-- Task item --
Every line of the listing must be repeated in the answer without alteration.

-- Data to examine --
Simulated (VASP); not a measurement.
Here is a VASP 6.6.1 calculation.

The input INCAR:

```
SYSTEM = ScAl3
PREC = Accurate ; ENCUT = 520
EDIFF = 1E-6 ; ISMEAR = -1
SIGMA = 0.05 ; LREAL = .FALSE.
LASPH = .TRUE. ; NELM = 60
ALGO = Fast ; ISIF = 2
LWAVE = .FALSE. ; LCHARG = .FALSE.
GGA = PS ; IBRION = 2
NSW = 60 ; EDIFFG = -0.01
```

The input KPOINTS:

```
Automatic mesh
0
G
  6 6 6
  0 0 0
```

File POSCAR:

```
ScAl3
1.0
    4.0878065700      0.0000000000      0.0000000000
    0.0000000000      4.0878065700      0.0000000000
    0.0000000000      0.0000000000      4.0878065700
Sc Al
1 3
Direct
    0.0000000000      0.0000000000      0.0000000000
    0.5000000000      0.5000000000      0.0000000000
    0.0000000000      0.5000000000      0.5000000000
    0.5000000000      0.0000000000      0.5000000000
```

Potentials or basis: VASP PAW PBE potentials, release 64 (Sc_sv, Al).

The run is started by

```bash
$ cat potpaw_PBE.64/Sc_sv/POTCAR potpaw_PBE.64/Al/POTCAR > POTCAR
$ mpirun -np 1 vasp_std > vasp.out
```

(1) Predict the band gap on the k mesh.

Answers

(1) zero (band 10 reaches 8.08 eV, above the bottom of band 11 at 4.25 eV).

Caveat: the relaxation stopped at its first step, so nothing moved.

-- Written answer --
Simulated (VASP); not a measurement.
Here is a VASP 6.6.1 calculation.

The input INCAR:

```
SYSTEM = ScAl3
PREC = Accurate ; ENCUT = 520
EDIFF = 1E-6 ; ISMEAR = -1
SIGMA = 0.05 ; LREAL = .FALSE.
LASPH = .TRUE. ; NELM = 60
ALGO = Fast ; ISIF = 2
LWAVE = .FALSE. ; LCHARG = .FALSE.
GGA = PS ; IBRION = 2
NSW = 60 ; EDIFFG = -0.01
```

The input KPOINTS:

```
Automatic mesh
0
G
  6 6 6
  0 0 0
```

File POSCAR:

```
ScAl3
1.0
    4.0878065700      0.0000000000      0.0000000000
    0.0000000000      4.0878065700      0.0000000000
    0.0000000000      0.0000000000      4.0878065700
Sc Al
1 3
Direct
    0.0000000000      0.0000000000      0.0000000000
    0.5000000000      0.5000000000      0.0000000000
    0.0000000000      0.5000000000      0.5000000000
    0.5000000000      0.0000000000      0.5000000000
```

Potentials or basis: VASP PAW PBE potentials, release 64 (Sc_sv, Al).

The run is started by

```bash
$ cat potpaw_PBE.64/Sc_sv/POTCAR potpaw_PBE.64/Al/POTCAR > POTCAR
$ mpirun -np 1 vasp_std > vasp.out
```

(1) Predict the band gap on the k mesh.

Answers

(1) zero (band 10 reaches 8.08 eV, above the bottom of band 11 at 4.25 eV).

Caveat: the relaxation stopped at its first step, so nothing moved.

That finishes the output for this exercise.